§ Requirement: Each line of the listing needs to be given again exactly.

§ Entries provided:
+++

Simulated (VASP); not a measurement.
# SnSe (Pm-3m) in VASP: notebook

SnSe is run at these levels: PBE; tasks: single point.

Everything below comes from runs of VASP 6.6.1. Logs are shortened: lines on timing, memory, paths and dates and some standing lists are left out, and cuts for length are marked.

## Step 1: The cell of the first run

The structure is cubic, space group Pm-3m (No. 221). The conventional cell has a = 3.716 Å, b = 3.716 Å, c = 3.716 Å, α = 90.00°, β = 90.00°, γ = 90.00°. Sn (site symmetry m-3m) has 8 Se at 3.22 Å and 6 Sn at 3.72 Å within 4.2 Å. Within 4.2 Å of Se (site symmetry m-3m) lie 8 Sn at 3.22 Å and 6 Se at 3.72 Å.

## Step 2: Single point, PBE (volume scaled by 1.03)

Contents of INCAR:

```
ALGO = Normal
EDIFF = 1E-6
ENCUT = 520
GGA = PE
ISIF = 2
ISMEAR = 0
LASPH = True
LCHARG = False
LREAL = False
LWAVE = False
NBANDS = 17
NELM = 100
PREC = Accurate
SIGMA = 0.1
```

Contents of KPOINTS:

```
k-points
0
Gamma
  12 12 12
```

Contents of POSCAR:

+++

§ Response:
Simulated (VASP); not a measurement.
# SnSe (Pm-3m) in VASP: notebook

SnSe is run at these levels: PBE; tasks: single point.

Everything below comes from runs of VASP 6.6.1. Logs are shortened: lines on timing, memory, paths and dates and some standing lists are left out, and cuts for length are marked.

## Step 1: The cell of the first run

The structure is cubic, space group Pm-3m (No. 221). The conventional cell has a = 3.716 Å, b = 3.716 Å, c = 3.716 Å, α = 90.00°, β = 90.00°, γ = 90.00°. Sn (site symmetry m-3m) has 8 Se at 3.22 Å and 6 Sn at 3.72 Å within 4.2 Å. Within 4.2 Å of Se (site symmetry m-3m) lie 8 Sn at 3.22 Å and 6 Se at 3.72 Å.

## Step 2: Single point, PBE (volume scaled by 1.03)

Contents of INCAR:

```
ALGO = Normal
EDIFF = 1E-6
ENCUT = 520
GGA = PE
ISIF = 2
ISMEAR = 0
LASPH = True
LCHARG = False
LREAL = False
LWAVE = False
NBANDS = 17
NELM = 100
PREC = Accurate
SIGMA = 0.1
```

Contents of KPOINTS:

```
k-points
0
Gamma
  12 12 12
```

Contents of POSCAR:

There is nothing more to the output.